### Work item:
Copy the entries out again in full.

--*--
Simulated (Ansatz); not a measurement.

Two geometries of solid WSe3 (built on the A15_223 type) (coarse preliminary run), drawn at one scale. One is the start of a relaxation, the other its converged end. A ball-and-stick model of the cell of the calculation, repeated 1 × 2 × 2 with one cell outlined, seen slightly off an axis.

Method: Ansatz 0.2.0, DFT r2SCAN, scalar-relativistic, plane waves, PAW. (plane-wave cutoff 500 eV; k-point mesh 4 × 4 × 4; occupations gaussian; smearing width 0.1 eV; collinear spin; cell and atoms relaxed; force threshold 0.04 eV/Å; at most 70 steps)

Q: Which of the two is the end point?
--*--

### Written solution:
Simulated (Ansatz); not a measurement.

Two geometries of solid WSe3 (built on the A15_223 type) (coarse preliminary run), drawn at one scale. One is the start of a relaxation, the other its converged end. A ball-and-stick model of the cell of the calculation, repeated 1 × 2 × 2 with one cell outlined, seen slightly off an axis.

Method: Ansatz 0.2.0, DFT r2SCAN, scalar-relativistic, plane waves, PAW. (plane-wave cutoff 500 eV; k-point mesh 4 × 4 × 4; occupations gaussian; smearing width 0.1 eV; collinear spin; cell and atoms relaxed; force threshold 0.04 eV/Å; at most 70 steps)

Q: Which of the two is the end point?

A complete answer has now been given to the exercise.